**Entries provided:**
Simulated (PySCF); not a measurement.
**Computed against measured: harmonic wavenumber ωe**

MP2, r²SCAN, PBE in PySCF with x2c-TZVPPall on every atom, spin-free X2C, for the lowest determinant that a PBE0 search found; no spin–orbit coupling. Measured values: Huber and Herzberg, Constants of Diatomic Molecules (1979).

**Brief:** Reproduce the whole listing verbatim.

**Response:**
Simulated (PySCF); not a measurement.
**Computed against measured: harmonic wavenumber ωe**

MP2, r²SCAN, PBE in PySCF with x2c-TZVPPall on every atom, spin-free X2C, for the lowest determinant that a PBE0 search found; no spin–orbit coupling. Measured values: Huber and Herzberg, Constants of Diatomic Molecules (1979).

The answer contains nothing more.